== Dataset ==

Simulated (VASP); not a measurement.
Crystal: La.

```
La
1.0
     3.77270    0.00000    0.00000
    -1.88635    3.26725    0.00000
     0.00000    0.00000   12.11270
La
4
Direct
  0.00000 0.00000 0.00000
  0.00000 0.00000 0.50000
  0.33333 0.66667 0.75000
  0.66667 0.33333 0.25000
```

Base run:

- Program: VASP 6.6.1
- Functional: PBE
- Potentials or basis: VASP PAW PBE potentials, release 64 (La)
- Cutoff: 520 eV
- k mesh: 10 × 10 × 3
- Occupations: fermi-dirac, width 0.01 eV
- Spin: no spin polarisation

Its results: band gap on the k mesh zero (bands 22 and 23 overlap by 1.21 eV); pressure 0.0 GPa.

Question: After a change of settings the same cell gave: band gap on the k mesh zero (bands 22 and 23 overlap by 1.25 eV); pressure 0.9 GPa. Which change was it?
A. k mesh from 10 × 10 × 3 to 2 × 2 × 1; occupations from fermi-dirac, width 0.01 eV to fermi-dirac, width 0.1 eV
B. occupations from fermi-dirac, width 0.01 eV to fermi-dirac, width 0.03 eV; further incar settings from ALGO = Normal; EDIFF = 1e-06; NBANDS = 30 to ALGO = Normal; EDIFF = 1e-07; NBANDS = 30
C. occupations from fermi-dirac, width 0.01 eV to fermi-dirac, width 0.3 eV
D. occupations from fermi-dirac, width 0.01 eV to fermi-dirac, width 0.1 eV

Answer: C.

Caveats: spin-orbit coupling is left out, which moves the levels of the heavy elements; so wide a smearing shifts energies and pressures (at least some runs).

===

- **Requirement**:
Reproduce the material above exactly, beginning at its first line and ending with the line that holds "- Functional: PBE". Include nothing else.

- **Response box**:
Simulated (VASP); not a measurement.
Crystal: La.

```
La
1.0
     3.77270    0.00000    0.00000
    -1.88635    3.26725    0.00000
     0.00000    0.00000   12.11270
La
4
Direct
  0.00000 0.00000 0.00000
  0.00000 0.00000 0.50000
  0.33333 0.66667 0.75000
  0.66667 0.33333 0.25000
```

Base run:

- Program: VASP 6.6.1
- Functional: PBE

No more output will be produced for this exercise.